Excerpted records
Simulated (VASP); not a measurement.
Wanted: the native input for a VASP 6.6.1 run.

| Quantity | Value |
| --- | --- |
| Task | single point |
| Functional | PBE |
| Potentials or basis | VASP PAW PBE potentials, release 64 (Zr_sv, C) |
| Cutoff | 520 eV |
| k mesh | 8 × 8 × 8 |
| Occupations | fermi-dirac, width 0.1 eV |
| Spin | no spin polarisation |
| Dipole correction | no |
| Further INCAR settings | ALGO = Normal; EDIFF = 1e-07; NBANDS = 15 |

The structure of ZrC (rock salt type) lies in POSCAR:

Required action
When the material above is given again, every line must match it exactly.

Reply
Simulated (VASP); not a measurement.
Wanted: the native input for a VASP 6.6.1 run.

| Quantity | Value |
| --- | --- |
| Task | single point |
| Functional | PBE |
| Potentials or basis | VASP PAW PBE potentials, release 64 (Zr_sv, C) |
| Cutoff | 520 eV |
| k mesh | 8 × 8 × 8 |
| Occupations | fermi-dirac, width 0.1 eV |
| Spin | no spin polarisation |
| Dipole correction | no |
| Further INCAR settings | ALGO = Normal; EDIFF = 1e-07; NBANDS = 15 |

The structure of ZrC (rock salt type) lies in POSCAR:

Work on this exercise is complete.